DATASET CONTENT |
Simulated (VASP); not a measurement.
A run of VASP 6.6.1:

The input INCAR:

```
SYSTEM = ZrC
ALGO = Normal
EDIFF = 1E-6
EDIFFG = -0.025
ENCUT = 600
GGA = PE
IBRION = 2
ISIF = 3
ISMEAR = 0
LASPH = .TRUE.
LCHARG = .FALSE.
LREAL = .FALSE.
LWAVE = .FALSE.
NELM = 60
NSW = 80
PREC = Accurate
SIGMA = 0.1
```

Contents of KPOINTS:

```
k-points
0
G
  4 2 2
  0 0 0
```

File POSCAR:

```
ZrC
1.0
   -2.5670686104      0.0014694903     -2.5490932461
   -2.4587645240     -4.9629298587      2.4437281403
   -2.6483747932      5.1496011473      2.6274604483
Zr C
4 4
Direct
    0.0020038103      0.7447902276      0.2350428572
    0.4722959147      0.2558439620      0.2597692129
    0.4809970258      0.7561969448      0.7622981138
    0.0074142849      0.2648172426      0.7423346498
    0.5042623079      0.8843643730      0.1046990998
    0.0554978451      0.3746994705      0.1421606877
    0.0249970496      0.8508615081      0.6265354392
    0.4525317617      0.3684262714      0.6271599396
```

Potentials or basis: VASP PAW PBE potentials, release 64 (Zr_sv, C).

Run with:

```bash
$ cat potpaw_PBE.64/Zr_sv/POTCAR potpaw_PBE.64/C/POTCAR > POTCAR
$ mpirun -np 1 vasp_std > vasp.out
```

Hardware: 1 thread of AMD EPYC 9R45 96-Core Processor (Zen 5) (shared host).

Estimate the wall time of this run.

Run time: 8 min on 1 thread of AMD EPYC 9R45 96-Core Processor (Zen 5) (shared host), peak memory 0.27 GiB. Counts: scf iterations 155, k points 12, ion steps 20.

BRIEF | Give again, word for word, the lines of the listing, starting at its first line and ending with the line containing "Estimate the wall time of this run.".

WORKED SOLUTION |
Simulated (VASP); not a measurement.
A run of VASP 6.6.1:

The input INCAR:

```
SYSTEM = ZrC
ALGO = Normal
EDIFF = 1E-6
EDIFFG = -0.025
ENCUT = 600
GGA = PE
IBRION = 2
ISIF = 3
ISMEAR = 0
LASPH = .TRUE.
LCHARG = .FALSE.
LREAL = .FALSE.
LWAVE = .FALSE.
NELM = 60
NSW = 80
PREC = Accurate
SIGMA = 0.1
```

Contents of KPOINTS:

```
k-points
0
G
  4 2 2
  0 0 0
```

File POSCAR:

```
ZrC
1.0
   -2.5670686104      0.0014694903     -2.5490932461
   -2.4587645240     -4.9629298587      2.4437281403
   -2.6483747932      5.1496011473      2.6274604483
Zr C
4 4
Direct
    0.0020038103      0.7447902276      0.2350428572
    0.4722959147      0.2558439620      0.2597692129
    0.4809970258      0.7561969448      0.7622981138
    0.0074142849      0.2648172426      0.7423346498
    0.5042623079      0.8843643730      0.1046990998
    0.0554978451      0.3746994705      0.1421606877
    0.0249970496      0.8508615081      0.6265354392
    0.4525317617      0.3684262714      0.6271599396
```

Potentials or basis: VASP PAW PBE potentials, release 64 (Zr_sv, C).

Run with:

```bash
$ cat potpaw_PBE.64/Zr_sv/POTCAR potpaw_PBE.64/C/POTCAR > POTCAR
$ mpirun -np 1 vasp_std > vasp.out
```

Hardware: 1 thread of AMD EPYC 9R45 96-Core Processor (Zen 5) (shared host).

Estimate the wall time of this run.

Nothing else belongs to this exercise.